Counting the line with "0.86 | 0.006 |" as the last one, copy out the lines of the data exactly from the first onward.

★ ★ ★ ★ ★
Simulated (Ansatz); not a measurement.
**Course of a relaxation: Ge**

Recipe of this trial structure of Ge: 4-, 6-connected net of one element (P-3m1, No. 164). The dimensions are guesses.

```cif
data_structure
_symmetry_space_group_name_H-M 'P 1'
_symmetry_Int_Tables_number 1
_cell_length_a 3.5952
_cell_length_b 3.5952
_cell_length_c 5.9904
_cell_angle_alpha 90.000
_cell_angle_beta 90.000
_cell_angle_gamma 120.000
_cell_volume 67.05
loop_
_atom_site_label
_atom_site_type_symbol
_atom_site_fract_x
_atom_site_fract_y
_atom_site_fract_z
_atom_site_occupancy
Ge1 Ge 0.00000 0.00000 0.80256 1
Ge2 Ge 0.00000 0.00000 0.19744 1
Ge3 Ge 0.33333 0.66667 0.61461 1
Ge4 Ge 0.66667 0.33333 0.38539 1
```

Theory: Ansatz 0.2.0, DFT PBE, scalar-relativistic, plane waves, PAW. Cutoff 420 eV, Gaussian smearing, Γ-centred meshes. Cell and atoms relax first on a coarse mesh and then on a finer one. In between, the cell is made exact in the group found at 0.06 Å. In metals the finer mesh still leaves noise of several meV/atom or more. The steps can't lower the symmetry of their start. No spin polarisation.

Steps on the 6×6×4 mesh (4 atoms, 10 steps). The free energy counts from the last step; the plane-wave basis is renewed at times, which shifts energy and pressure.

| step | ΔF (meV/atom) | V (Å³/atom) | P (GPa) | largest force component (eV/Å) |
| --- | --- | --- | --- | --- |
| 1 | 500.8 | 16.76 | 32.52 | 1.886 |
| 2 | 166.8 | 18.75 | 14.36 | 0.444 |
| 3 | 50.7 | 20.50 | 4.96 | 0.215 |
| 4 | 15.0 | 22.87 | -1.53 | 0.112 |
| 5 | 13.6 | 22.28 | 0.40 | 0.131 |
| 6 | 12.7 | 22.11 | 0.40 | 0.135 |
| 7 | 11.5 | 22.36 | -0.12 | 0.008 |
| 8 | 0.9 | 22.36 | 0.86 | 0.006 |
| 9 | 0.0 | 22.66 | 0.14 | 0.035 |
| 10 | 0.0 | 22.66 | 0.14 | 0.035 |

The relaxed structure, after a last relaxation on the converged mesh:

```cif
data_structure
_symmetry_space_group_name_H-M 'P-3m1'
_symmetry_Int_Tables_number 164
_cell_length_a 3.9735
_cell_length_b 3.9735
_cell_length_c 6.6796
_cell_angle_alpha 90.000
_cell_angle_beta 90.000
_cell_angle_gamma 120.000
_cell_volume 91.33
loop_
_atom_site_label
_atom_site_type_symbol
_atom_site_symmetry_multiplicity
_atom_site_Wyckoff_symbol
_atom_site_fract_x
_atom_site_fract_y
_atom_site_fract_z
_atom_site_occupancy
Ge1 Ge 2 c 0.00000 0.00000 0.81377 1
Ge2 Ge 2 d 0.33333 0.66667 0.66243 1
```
★ ★ ★ ★ ★

**PROBLEM SOLUTION**
Simulated (Ansatz); not a measurement.
**Course of a relaxation: Ge**

Recipe of this trial structure of Ge: 4-, 6-connected net of one element (P-3m1, No. 164). The dimensions are guesses.

```cif
data_structure
_symmetry_space_group_name_H-M 'P 1'
_symmetry_Int_Tables_number 1
_cell_length_a 3.5952
_cell_length_b 3.5952
_cell_length_c 5.9904
_cell_angle_alpha 90.000
_cell_angle_beta 90.000
_cell_angle_gamma 120.000
_cell_volume 67.05
loop_
_atom_site_label
_atom_site_type_symbol
_atom_site_fract_x
_atom_site_fract_y
_atom_site_fract_z
_atom_site_occupancy
Ge1 Ge 0.00000 0.00000 0.80256 1
Ge2 Ge 0.00000 0.00000 0.19744 1
Ge3 Ge 0.33333 0.66667 0.61461 1
Ge4 Ge 0.66667 0.33333 0.38539 1
```

Theory: Ansatz 0.2.0, DFT PBE, scalar-relativistic, plane waves, PAW. Cutoff 420 eV, Gaussian smearing, Γ-centred meshes. Cell and atoms relax first on a coarse mesh and then on a finer one. In between, the cell is made exact in the group found at 0.06 Å. In metals the finer mesh still leaves noise of several meV/atom or more. The steps can't lower the symmetry of their start. No spin polarisation.

Steps on the 6×6×4 mesh (4 atoms, 10 steps). The free energy counts from the last step; the plane-wave basis is renewed at times, which shifts energy and pressure.

| step | ΔF (meV/atom) | V (Å³/atom) | P (GPa) | largest force component (eV/Å) |
| --- | --- | --- | --- | --- |
| 1 | 500.8 | 16.76 | 32.52 | 1.886 |
| 2 | 166.8 | 18.75 | 14.36 | 0.444 |
| 3 | 50.7 | 20.50 | 4.96 | 0.215 |
| 4 | 15.0 | 22.87 | -1.53 | 0.112 |
| 5 | 13.6 | 22.28 | 0.40 | 0.131 |
| 6 | 12.7 | 22.11 | 0.40 | 0.135 |
| 7 | 11.5 | 22.36 | -0.12 | 0.008 |
| 8 | 0.9 | 22.36 | 0.86 | 0.006 |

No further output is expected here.